■ ■ ■ ■ ■

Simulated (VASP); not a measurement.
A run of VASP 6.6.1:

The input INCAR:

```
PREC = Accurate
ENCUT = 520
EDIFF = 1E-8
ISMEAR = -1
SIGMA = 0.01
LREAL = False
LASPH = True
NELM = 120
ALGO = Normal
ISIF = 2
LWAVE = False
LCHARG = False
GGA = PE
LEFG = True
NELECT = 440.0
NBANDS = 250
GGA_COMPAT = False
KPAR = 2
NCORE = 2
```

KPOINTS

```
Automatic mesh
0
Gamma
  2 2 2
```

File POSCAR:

■ ■ ■ ■ ■

Required action:
Without changing a single character, write out all of the entries.

Task answer:
Simulated (VASP); not a measurement.
A run of VASP 6.6.1:

The input INCAR:

```
PREC = Accurate
ENCUT = 520
EDIFF = 1E-8
ISMEAR = -1
SIGMA = 0.01
LREAL = False
LASPH = True
NELM = 120
ALGO = Normal
ISIF = 2
LWAVE = False
LCHARG = False
GGA = PE
LEFG = True
NELECT = 440.0
NBANDS = 250
GGA_COMPAT = False
KPAR = 2
NCORE = 2
```

KPOINTS

```
Automatic mesh
0
Gamma
  2 2 2
```

File POSCAR:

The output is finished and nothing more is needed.